§ **Dataset excerpts**:
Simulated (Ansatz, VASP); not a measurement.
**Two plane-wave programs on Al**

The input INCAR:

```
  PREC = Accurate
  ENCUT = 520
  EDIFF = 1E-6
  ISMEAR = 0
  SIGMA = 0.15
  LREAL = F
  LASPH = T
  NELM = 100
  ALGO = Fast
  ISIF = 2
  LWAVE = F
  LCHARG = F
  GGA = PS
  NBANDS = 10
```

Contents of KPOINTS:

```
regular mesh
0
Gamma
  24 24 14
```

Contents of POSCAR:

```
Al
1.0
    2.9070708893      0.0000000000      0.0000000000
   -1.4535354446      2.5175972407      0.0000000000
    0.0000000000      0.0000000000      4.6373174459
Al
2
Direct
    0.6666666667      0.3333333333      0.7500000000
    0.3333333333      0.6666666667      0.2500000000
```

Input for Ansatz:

§ **Work task**:
All of the material should be written out again exactly.

§ **Written reply**:
Simulated (Ansatz, VASP); not a measurement.
**Two plane-wave programs on Al**

The input INCAR:

```
  PREC = Accurate
  ENCUT = 520
  EDIFF = 1E-6
  ISMEAR = 0
  SIGMA = 0.15
  LREAL = F
  LASPH = T
  NELM = 100
  ALGO = Fast
  ISIF = 2
  LWAVE = F
  LCHARG = F
  GGA = PS
  NBANDS = 10
```

Contents of KPOINTS:

```
regular mesh
0
Gamma
  24 24 14
```

Contents of POSCAR:

```
Al
1.0
    2.9070708893      0.0000000000      0.0000000000
   -1.4535354446      2.5175972407      0.0000000000
    0.0000000000      0.0000000000      4.6373174459
Al
2
Direct
    0.6666666667      0.3333333333      0.7500000000
    0.3333333333      0.6666666667      0.2500000000
```

Input for Ansatz:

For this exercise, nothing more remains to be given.